WORK REQUEST
Exactly as written, return every line of the data below.

*** MATERIAL SUPPLIED Section Begins ***

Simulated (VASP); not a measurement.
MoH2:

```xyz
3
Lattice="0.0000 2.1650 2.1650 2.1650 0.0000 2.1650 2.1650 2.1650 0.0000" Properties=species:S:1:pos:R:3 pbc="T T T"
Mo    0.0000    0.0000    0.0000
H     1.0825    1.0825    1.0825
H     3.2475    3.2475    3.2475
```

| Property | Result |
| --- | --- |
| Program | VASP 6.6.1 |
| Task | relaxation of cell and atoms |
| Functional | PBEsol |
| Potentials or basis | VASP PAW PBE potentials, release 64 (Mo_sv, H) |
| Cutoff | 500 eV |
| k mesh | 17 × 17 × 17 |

*** MATERIAL SUPPLIED Section Ends ***

TASK ANSWER
Simulated (VASP); not a measurement.
MoH2:

```xyz
3
Lattice="0.0000 2.1650 2.1650 2.1650 0.0000 2.1650 2.1650 2.1650 0.0000" Properties=species:S:1:pos:R:3 pbc="T T T"
Mo    0.0000    0.0000    0.0000
H     1.0825    1.0825    1.0825
H     3.2475    3.2475    3.2475
```

| Property | Result |
| --- | --- |
| Program | VASP 6.6.1 |
| Task | relaxation of cell and atoms |
| Functional | PBEsol |
| Potentials or basis | VASP PAW PBE potentials, release 64 (Mo_sv, H) |
| Cutoff | 500 eV |
| k mesh | 17 × 17 × 17 |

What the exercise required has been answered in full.